TASK ITEM - Every line of the entries below from the one containing "Question: The ionic" to the one containing "Answer: SO4-2 0.44, Cl- 0.80, Na+", both ends included, must be written out exactly. No other line belongs in the answer.

DATA RECORDS -
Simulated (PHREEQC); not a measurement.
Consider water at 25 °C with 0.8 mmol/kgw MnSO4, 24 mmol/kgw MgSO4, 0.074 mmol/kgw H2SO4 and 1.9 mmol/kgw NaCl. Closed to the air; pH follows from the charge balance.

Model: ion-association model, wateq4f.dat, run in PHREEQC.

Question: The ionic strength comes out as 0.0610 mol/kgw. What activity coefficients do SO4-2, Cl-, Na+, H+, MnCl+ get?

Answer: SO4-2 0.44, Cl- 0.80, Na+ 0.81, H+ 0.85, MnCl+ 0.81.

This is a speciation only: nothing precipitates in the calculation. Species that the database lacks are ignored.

ANSWER SECTION -
Question: The ionic strength comes out as 0.0610 mol/kgw. What activity coefficients do SO4-2, Cl-, Na+, H+, MnCl+ get?

Answer: SO4-2 0.44, Cl- 0.80, Na+ 0.81, H+ 0.85, MnCl+ 0.81.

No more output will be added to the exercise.